> [WORK ORDER] Write out again, please, the records below from the first line to the line holding "from the codes.", inclusive, and nothing else.

> [LISTED ENTRIES]
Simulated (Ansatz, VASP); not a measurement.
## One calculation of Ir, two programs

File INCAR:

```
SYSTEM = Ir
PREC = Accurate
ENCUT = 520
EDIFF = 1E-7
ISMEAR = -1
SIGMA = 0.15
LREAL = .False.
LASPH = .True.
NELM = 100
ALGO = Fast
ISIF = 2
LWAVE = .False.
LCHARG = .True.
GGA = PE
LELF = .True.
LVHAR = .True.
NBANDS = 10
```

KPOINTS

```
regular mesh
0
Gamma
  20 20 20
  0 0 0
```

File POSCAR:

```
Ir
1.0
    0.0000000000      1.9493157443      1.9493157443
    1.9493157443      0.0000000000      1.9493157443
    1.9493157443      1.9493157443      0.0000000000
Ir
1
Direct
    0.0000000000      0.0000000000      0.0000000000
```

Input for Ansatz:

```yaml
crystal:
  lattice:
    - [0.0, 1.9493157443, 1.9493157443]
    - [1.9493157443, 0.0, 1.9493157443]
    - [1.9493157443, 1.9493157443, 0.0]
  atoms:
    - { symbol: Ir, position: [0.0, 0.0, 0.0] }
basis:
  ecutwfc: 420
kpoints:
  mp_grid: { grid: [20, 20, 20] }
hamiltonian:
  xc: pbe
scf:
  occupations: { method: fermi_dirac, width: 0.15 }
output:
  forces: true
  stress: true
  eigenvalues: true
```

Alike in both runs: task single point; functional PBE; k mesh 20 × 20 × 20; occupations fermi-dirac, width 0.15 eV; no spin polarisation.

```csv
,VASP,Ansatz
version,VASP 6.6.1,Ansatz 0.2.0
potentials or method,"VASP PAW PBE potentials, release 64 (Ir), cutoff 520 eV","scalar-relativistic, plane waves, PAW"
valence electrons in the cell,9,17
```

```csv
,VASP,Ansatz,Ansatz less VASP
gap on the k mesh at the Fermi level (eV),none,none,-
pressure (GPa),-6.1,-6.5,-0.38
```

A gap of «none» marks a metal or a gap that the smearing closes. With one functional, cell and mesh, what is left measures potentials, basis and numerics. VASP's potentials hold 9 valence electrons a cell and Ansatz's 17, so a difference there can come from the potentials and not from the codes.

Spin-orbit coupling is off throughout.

> [EXERCISE SOLUTION]
Simulated (Ansatz, VASP); not a measurement.
## One calculation of Ir, two programs

File INCAR:

```
SYSTEM = Ir
PREC = Accurate
ENCUT = 520
EDIFF = 1E-7
ISMEAR = -1
SIGMA = 0.15
LREAL = .False.
LASPH = .True.
NELM = 100
ALGO = Fast
ISIF = 2
LWAVE = .False.
LCHARG = .True.
GGA = PE
LELF = .True.
LVHAR = .True.
NBANDS = 10
```

KPOINTS

```
regular mesh
0
Gamma
  20 20 20
  0 0 0
```

File POSCAR:

```
Ir
1.0
    0.0000000000      1.9493157443      1.9493157443
    1.9493157443      0.0000000000      1.9493157443
    1.9493157443      1.9493157443      0.0000000000
Ir
1
Direct
    0.0000000000      0.0000000000      0.0000000000
```

Input for Ansatz:

```yaml
crystal:
  lattice:
    - [0.0, 1.9493157443, 1.9493157443]
    - [1.9493157443, 0.0, 1.9493157443]
    - [1.9493157443, 1.9493157443, 0.0]
  atoms:
    - { symbol: Ir, position: [0.0, 0.0, 0.0] }
basis:
  ecutwfc: 420
kpoints:
  mp_grid: { grid: [20, 20, 20] }
hamiltonian:
  xc: pbe
scf:
  occupations: { method: fermi_dirac, width: 0.15 }
output:
  forces: true
  stress: true
  eigenvalues: true
```

Alike in both runs: task single point; functional PBE; k mesh 20 × 20 × 20; occupations fermi-dirac, width 0.15 eV; no spin polarisation.

```csv
,VASP,Ansatz
version,VASP 6.6.1,Ansatz 0.2.0
potentials or method,"VASP PAW PBE potentials, release 64 (Ir), cutoff 520 eV","scalar-relativistic, plane waves, PAW"
valence electrons in the cell,9,17
```

```csv
,VASP,Ansatz,Ansatz less VASP
gap on the k mesh at the Fermi level (eV),none,none,-
pressure (GPa),-6.1,-6.5,-0.38
```

A gap of «none» marks a metal or a gap that the smearing closes. With one functional, cell and mesh, what is left measures potentials, basis and numerics. VASP's potentials hold 9 valence electrons a cell and Ansatz's 17, so a difference there can come from the potentials and not from the codes.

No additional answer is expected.